*** Opening of Data records ***
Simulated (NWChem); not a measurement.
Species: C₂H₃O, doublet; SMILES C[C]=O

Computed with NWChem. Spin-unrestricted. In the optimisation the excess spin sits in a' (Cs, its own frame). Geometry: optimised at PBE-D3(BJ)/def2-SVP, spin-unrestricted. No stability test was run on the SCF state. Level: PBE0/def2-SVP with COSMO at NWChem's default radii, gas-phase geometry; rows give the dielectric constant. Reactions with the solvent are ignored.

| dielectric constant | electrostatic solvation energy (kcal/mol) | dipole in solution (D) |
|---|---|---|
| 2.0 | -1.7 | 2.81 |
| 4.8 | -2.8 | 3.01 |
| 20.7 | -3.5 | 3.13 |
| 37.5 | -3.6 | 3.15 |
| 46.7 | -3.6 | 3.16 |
*** Close of Data records ***

● **Work instruction**
Your answer must consist solely of the lines from the top of the entries above through the line containing "-3.6 | 3.15 |", copied exactly, both ends included.

● **Your solution**
Simulated (NWChem); not a measurement.
Species: C₂H₃O, doublet; SMILES C[C]=O

Computed with NWChem. Spin-unrestricted. In the optimisation the excess spin sits in a' (Cs, its own frame). Geometry: optimised at PBE-D3(BJ)/def2-SVP, spin-unrestricted. No stability test was run on the SCF state. Level: PBE0/def2-SVP with COSMO at NWChem's default radii, gas-phase geometry; rows give the dielectric constant. Reactions with the solvent are ignored.

| dielectric constant | electrostatic solvation energy (kcal/mol) | dipole in solution (D) |
|---|---|---|
| 2.0 | -1.7 | 2.81 |
| 4.8 | -2.8 | 3.01 |
| 20.7 | -3.5 | 3.13 |
| 37.5 | -3.6 | 3.15 |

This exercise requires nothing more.